__Work task__
Set down exactly the lines of the listing below, please, beginning with the first and ending with the line that holds "Uniformly doped silicon".

Start of Block
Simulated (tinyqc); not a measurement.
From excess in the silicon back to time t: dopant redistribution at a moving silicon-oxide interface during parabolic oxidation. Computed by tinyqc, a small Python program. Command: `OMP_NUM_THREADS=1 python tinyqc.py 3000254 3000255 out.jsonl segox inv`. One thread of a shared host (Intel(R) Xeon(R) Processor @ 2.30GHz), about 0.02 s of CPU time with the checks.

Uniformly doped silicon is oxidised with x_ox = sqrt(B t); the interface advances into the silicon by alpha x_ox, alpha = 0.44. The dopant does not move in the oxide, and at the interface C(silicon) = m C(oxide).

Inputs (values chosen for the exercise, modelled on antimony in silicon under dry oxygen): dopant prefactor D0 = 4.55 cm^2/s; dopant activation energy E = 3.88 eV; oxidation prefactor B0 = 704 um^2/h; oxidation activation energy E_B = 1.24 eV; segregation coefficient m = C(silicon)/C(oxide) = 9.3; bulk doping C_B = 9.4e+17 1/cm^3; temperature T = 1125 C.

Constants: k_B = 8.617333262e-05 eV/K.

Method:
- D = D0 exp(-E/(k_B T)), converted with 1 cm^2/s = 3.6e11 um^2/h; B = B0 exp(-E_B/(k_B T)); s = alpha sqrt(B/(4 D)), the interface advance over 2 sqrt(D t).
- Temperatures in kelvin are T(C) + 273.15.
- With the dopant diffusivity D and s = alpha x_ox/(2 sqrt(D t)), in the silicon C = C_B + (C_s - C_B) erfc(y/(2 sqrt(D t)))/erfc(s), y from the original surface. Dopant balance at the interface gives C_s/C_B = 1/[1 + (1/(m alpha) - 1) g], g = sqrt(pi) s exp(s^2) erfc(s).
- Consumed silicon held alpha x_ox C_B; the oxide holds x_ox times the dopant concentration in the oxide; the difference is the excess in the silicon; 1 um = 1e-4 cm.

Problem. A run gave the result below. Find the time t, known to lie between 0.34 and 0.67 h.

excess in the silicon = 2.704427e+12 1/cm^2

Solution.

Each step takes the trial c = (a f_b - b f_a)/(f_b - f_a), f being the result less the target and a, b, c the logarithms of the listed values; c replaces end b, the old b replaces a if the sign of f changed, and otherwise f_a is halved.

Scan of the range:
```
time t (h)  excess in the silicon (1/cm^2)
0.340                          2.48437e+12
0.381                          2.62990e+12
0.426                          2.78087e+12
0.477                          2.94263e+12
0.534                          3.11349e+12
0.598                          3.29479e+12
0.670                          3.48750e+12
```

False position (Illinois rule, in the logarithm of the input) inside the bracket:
End of Block

__Exercise output__
Simulated (tinyqc); not a measurement.
From excess in the silicon back to time t: dopant redistribution at a moving silicon-oxide interface during parabolic oxidation. Computed by tinyqc, a small Python program. Command: `OMP_NUM_THREADS=1 python tinyqc.py 3000254 3000255 out.jsonl segox inv`. One thread of a shared host (Intel(R) Xeon(R) Processor @ 2.30GHz), about 0.02 s of CPU time with the checks.

Uniformly doped silicon is oxidised with x_ox = sqrt(B t); the interface advances into the silicon by alpha x_ox, alpha = 0.44. The dopant does not move in the oxide, and at the interface C(silicon) = m C(oxide).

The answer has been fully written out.